═════ Data extracts

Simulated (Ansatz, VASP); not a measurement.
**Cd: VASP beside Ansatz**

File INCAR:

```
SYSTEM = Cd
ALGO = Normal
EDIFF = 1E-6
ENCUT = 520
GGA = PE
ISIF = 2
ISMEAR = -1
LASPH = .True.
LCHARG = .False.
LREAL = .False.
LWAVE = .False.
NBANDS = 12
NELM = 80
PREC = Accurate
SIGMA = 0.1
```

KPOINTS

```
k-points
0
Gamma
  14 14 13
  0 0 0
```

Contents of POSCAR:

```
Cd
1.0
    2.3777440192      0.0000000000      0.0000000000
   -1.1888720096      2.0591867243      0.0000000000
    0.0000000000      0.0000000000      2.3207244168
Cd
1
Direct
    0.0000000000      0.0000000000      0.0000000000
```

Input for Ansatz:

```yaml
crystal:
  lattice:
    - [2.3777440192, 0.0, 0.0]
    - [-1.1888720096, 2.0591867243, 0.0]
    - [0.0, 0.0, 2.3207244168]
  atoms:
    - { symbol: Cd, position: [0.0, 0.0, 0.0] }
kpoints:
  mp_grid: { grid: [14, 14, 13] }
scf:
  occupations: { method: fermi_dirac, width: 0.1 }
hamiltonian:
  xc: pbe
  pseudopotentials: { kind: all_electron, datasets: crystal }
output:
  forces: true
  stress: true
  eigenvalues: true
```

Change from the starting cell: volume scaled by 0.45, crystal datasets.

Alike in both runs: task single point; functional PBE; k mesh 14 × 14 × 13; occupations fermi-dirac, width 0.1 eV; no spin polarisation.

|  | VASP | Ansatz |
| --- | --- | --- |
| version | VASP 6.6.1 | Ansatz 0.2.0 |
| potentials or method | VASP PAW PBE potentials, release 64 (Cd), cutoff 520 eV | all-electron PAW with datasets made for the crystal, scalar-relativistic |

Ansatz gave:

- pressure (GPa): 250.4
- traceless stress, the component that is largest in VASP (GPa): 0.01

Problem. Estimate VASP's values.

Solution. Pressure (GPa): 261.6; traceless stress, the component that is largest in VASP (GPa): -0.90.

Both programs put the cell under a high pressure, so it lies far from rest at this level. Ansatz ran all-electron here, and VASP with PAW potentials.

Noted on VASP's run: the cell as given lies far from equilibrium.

══════════

Activity -
Please reply with an exact copy of the lines above, starting at the first and ending at the line that holds "- pressure (GPa): 250.4".

Solution -
Simulated (Ansatz, VASP); not a measurement.
**Cd: VASP beside Ansatz**

File INCAR:

```
SYSTEM = Cd
ALGO = Normal
EDIFF = 1E-6
ENCUT = 520
GGA = PE
ISIF = 2
ISMEAR = -1
LASPH = .True.
LCHARG = .False.
LREAL = .False.
LWAVE = .False.
NBANDS = 12
NELM = 80
PREC = Accurate
SIGMA = 0.1
```

KPOINTS

```
k-points
0
Gamma
  14 14 13
  0 0 0
```

Contents of POSCAR:

```
Cd
1.0
    2.3777440192      0.0000000000      0.0000000000
   -1.1888720096      2.0591867243      0.0000000000
    0.0000000000      0.0000000000      2.3207244168
Cd
1
Direct
    0.0000000000      0.0000000000      0.0000000000
```

Input for Ansatz:

```yaml
crystal:
  lattice:
    - [2.3777440192, 0.0, 0.0]
    - [-1.1888720096, 2.0591867243, 0.0]
    - [0.0, 0.0, 2.3207244168]
  atoms:
    - { symbol: Cd, position: [0.0, 0.0, 0.0] }
kpoints:
  mp_grid: { grid: [14, 14, 13] }
scf:
  occupations: { method: fermi_dirac, width: 0.1 }
hamiltonian:
  xc: pbe
  pseudopotentials: { kind: all_electron, datasets: crystal }
output:
  forces: true
  stress: true
  eigenvalues: true
```

Change from the starting cell: volume scaled by 0.45, crystal datasets.

Alike in both runs: task single point; functional PBE; k mesh 14 × 14 × 13; occupations fermi-dirac, width 0.1 eV; no spin polarisation.

|  | VASP | Ansatz |
| --- | --- | --- |
| version | VASP 6.6.1 | Ansatz 0.2.0 |
| potentials or method | VASP PAW PBE potentials, release 64 (Cd), cutoff 520 eV | all-electron PAW with datasets made for the crystal, scalar-relativistic |

Ansatz gave:

- pressure (GPa): 250.4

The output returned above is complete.